---------- RECORDS SHOWN ----------

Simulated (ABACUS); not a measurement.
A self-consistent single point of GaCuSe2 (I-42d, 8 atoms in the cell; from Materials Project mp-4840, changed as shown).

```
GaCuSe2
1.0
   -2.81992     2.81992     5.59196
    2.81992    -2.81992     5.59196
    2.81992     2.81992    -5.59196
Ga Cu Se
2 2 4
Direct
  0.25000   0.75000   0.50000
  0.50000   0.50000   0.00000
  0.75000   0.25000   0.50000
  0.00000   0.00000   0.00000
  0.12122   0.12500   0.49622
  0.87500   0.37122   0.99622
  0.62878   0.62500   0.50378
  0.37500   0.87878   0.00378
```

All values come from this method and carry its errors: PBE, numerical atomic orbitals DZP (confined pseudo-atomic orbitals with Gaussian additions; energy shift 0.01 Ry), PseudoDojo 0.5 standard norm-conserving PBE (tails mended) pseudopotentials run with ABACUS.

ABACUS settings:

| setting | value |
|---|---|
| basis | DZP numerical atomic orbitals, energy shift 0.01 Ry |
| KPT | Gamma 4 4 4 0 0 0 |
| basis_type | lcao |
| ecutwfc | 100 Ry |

----------

▶ _EXERCISE_:
Would you restate exactly the lines of the material above, from its opening line through the line with "basis_type | lcao |", and output only those?

▶ _PROBLEM SOLUTION_:
Simulated (ABACUS); not a measurement.
A self-consistent single point of GaCuSe2 (I-42d, 8 atoms in the cell; from Materials Project mp-4840, changed as shown).

```
GaCuSe2
1.0
   -2.81992     2.81992     5.59196
    2.81992    -2.81992     5.59196
    2.81992     2.81992    -5.59196
Ga Cu Se
2 2 4
Direct
  0.25000   0.75000   0.50000
  0.50000   0.50000   0.00000
  0.75000   0.25000   0.50000
  0.00000   0.00000   0.00000
  0.12122   0.12500   0.49622
  0.87500   0.37122   0.99622
  0.62878   0.62500   0.50378
  0.37500   0.87878   0.00378
```

All values come from this method and carry its errors: PBE, numerical atomic orbitals DZP (confined pseudo-atomic orbitals with Gaussian additions; energy shift 0.01 Ry), PseudoDojo 0.5 standard norm-conserving PBE (tails mended) pseudopotentials run with ABACUS.

ABACUS settings:

| setting | value |
|---|---|
| basis | DZP numerical atomic orbitals, energy shift 0.01 Ry |
| KPT | Gamma 4 4 4 0 0 0 |
| basis_type | lcao |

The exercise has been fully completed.